▸ ACTION ITEM:
Up to and including the line with "[CrO4]4- by CASSCF and spin-orbit coupling", restate the records below word for word, beginning with their first line.

▸ DATA EXTRACTS:

******************************

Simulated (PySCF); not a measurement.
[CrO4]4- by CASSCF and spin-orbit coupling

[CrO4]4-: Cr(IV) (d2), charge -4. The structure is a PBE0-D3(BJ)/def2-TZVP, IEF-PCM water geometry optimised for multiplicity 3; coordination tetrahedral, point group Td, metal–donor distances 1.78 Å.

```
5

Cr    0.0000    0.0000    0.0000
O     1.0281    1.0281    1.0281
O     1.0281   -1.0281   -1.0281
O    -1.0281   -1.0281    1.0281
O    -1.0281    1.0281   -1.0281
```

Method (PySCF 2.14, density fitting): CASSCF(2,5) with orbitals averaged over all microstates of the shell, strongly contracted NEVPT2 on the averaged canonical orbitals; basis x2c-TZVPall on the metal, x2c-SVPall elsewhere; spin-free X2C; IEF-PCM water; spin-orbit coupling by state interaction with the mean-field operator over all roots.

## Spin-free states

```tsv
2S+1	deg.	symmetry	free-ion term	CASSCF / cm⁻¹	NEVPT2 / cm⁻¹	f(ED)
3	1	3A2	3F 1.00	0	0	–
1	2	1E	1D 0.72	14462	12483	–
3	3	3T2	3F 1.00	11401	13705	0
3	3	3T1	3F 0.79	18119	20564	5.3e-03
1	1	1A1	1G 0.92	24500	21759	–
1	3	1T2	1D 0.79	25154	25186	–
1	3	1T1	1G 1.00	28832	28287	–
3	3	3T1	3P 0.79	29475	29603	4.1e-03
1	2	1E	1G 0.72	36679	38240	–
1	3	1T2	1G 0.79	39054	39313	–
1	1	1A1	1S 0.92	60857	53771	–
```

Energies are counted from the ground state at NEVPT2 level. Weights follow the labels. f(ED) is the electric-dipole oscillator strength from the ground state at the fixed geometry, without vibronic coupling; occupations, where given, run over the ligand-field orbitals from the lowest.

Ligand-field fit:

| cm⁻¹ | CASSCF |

******************************

▸ SOLUTION:
Simulated (PySCF); not a measurement.
[CrO4]4- by CASSCF and spin-orbit coupling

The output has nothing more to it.